--- REQUIREMENT ---
Nothing but the lines from the start of the records below through the line that has "atoms | 0.49 | (a) |" should appear, each exactly as given.

(DATA EXTRACTS)

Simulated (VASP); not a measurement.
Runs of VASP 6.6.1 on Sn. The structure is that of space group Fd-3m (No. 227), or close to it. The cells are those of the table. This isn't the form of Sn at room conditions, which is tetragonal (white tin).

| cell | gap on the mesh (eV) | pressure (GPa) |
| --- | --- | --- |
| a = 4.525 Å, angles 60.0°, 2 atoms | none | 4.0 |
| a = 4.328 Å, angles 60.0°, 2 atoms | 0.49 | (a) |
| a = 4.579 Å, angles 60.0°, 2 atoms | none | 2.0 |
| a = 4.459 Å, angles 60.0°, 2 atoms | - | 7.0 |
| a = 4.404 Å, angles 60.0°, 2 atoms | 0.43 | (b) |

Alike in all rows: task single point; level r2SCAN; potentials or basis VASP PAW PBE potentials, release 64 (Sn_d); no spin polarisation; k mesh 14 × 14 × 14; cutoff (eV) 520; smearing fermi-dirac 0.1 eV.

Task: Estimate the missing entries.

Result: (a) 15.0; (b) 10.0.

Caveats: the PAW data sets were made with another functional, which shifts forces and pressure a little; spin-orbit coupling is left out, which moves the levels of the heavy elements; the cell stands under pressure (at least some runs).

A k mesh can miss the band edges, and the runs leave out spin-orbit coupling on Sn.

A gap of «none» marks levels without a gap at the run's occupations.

(End DATA EXTRACTS)

--- TASK SOLUTION ---
Simulated (VASP); not a measurement.
Runs of VASP 6.6.1 on Sn. The structure is that of space group Fd-3m (No. 227), or close to it. The cells are those of the table. This isn't the form of Sn at room conditions, which is tetragonal (white tin).

| cell | gap on the mesh (eV) | pressure (GPa) |
| --- | --- | --- |
| a = 4.525 Å, angles 60.0°, 2 atoms | none | 4.0 |
| a = 4.328 Å, angles 60.0°, 2 atoms | 0.49 | (a) |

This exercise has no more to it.